────────

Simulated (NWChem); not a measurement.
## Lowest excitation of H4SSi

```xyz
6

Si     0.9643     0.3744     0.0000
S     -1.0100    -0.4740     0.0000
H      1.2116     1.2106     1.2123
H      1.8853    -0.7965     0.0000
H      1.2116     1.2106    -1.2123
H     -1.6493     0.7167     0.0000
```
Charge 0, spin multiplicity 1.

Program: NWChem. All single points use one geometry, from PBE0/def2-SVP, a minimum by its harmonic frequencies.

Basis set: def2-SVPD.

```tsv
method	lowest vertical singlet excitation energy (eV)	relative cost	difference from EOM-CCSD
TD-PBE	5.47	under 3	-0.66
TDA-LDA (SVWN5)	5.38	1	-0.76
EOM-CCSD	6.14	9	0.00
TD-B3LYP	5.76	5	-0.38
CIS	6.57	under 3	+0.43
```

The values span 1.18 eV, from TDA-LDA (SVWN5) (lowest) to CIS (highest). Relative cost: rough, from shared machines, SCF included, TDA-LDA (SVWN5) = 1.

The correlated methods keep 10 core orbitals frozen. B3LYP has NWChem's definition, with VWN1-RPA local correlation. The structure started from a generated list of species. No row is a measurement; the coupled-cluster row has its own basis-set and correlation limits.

────────

• Work instruction: Considering only the material above, set down every line from the one with "## Lowest excitation of H4SSi" to the one with "Program: NWChem. All", inclusive, exactly as written.

• Response box:
## Lowest excitation of H4SSi

```xyz
6

Si     0.9643     0.3744     0.0000
S     -1.0100    -0.4740     0.0000
H      1.2116     1.2106     1.2123
H      1.8853    -0.7965     0.0000
H      1.2116     1.2106    -1.2123
H     -1.6493     0.7167     0.0000
```
Charge 0, spin multiplicity 1.

Program: NWChem. All single points use one geometry, from PBE0/def2-SVP, a minimum by its harmonic frequencies.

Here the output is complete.